» **Entries provided**:
------

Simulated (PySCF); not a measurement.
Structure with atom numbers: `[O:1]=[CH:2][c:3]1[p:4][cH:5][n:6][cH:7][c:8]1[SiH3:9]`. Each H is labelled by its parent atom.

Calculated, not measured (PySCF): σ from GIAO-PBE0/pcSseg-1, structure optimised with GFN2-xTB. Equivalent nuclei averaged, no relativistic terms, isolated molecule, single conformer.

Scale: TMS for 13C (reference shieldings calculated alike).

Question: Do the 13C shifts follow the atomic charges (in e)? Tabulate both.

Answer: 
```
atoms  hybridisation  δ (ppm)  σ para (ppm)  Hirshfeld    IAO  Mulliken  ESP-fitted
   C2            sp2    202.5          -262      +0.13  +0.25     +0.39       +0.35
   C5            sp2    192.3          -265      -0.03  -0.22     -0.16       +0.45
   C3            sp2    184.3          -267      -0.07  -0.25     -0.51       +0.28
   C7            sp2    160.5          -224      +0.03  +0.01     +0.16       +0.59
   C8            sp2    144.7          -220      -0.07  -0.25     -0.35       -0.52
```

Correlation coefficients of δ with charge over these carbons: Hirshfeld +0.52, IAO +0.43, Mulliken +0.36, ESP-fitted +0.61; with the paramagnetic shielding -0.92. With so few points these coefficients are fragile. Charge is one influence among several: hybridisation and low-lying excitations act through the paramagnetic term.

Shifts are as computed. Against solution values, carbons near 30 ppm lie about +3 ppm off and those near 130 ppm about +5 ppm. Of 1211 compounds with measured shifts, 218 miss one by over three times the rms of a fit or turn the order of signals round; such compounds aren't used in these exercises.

------

» **Work order**: Copy exactly the lines above, starting at the opening line and finishing at the line in which "Question: Do the" occurs.

» **Worked solution**:
Simulated (PySCF); not a measurement.
Structure with atom numbers: `[O:1]=[CH:2][c:3]1[p:4][cH:5][n:6][cH:7][c:8]1[SiH3:9]`. Each H is labelled by its parent atom.

Calculated, not measured (PySCF): σ from GIAO-PBE0/pcSseg-1, structure optimised with GFN2-xTB. Equivalent nuclei averaged, no relativistic terms, isolated molecule, single conformer.

Scale: TMS for 13C (reference shieldings calculated alike).

Question: Do the 13C shifts follow the atomic charges (in e)? Tabulate both.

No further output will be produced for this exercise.